:: DATA LISTING ::
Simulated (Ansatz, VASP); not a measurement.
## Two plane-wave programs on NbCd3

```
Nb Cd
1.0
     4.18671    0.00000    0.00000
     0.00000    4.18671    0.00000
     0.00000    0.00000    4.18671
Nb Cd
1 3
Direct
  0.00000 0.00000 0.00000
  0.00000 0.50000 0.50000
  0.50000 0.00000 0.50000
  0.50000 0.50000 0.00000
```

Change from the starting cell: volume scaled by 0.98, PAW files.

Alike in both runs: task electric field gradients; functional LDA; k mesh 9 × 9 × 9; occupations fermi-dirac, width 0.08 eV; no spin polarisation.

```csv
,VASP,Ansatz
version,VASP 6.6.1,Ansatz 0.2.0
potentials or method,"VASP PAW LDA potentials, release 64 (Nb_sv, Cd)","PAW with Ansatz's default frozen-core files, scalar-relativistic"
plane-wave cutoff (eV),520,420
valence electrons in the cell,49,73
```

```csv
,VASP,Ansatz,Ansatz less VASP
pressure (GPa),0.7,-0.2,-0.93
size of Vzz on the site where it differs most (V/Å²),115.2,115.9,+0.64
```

:: BRIEF ::
Repeat every record, keeping each line exactly as it is.

:: WORKED SOLUTION ::
Simulated (Ansatz, VASP); not a measurement.
## Two plane-wave programs on NbCd3

```
Nb Cd
1.0
     4.18671    0.00000    0.00000
     0.00000    4.18671    0.00000
     0.00000    0.00000    4.18671
Nb Cd
1 3
Direct
  0.00000 0.00000 0.00000
  0.00000 0.50000 0.50000
  0.50000 0.00000 0.50000
  0.50000 0.50000 0.00000
```

Change from the starting cell: volume scaled by 0.98, PAW files.

Alike in both runs: task electric field gradients; functional LDA; k mesh 9 × 9 × 9; occupations fermi-dirac, width 0.08 eV; no spin polarisation.

```csv
,VASP,Ansatz
version,VASP 6.6.1,Ansatz 0.2.0
potentials or method,"VASP PAW LDA potentials, release 64 (Nb_sv, Cd)","PAW with Ansatz's default frozen-core files, scalar-relativistic"
plane-wave cutoff (eV),520,420
valence electrons in the cell,49,73
```

```csv
,VASP,Ansatz,Ansatz less VASP
pressure (GPa),0.7,-0.2,-0.93
size of Vzz on the site where it differs most (V/Å²),115.2,115.9,+0.64
```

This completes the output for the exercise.